# [Study material]
=== Section Start ===
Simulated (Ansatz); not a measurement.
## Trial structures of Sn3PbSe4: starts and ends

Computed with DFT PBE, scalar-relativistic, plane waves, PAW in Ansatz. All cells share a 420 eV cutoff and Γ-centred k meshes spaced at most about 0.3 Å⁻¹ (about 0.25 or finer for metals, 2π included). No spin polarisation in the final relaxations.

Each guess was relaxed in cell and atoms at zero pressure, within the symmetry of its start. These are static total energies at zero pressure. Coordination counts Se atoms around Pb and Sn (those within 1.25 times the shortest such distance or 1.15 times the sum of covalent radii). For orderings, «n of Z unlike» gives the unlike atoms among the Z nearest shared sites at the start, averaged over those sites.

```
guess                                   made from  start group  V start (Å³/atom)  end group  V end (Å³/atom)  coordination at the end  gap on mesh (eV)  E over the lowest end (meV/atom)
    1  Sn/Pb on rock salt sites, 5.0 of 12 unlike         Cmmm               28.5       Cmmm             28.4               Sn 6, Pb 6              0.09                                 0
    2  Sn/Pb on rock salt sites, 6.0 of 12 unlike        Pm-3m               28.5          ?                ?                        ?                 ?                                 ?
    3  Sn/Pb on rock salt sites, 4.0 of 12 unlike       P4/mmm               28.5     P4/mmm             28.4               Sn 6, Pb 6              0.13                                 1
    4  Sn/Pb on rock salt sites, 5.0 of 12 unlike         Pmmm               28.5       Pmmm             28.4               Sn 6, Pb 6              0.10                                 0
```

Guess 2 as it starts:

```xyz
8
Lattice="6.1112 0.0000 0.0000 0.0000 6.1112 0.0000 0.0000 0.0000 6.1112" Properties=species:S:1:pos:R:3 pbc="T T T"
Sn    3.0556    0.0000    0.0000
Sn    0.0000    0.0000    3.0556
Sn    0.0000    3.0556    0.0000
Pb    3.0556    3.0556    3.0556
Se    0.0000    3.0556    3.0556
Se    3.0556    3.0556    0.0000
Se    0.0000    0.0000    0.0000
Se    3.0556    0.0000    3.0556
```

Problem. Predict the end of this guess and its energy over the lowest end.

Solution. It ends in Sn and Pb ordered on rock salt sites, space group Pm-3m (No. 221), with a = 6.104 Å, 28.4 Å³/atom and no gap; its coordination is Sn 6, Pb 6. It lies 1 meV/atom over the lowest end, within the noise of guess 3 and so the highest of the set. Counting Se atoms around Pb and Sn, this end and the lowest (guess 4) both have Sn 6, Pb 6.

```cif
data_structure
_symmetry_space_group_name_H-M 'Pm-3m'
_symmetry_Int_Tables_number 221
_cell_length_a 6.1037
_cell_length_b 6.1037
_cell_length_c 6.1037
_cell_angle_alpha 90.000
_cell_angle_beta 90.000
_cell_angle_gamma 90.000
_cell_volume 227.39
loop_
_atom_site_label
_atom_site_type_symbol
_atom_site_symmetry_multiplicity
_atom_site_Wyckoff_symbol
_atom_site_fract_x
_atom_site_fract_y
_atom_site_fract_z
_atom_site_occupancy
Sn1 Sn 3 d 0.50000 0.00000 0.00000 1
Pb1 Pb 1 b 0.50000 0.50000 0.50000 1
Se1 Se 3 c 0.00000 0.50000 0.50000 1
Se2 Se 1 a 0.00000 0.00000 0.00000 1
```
=== Section End ===

# [Action item]
Please retype the data exactly as it stands, from its first line down to the line that contains "## Trial structures", then stop.

# [Reply]
Simulated (Ansatz); not a measurement.
## Trial structures of Sn3PbSe4: starts and ends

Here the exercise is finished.